**Work instruction:** Each record must appear in the answer exactly as it does in the data.

==============================

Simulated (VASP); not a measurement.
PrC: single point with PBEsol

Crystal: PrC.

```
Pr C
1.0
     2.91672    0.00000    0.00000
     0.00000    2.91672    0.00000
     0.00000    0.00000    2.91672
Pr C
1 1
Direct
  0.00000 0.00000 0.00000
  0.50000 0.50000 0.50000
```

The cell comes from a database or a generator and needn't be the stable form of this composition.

==============================

**Written answer:**
Simulated (VASP); not a measurement.
PrC: single point with PBEsol

Crystal: PrC.

```
Pr C
1.0
     2.91672    0.00000    0.00000
     0.00000    2.91672    0.00000
     0.00000    0.00000    2.91672
Pr C
1 1
Direct
  0.00000 0.00000 0.00000
  0.50000 0.50000 0.50000
```

The cell comes from a database or a generator and needn't be the stable form of this composition.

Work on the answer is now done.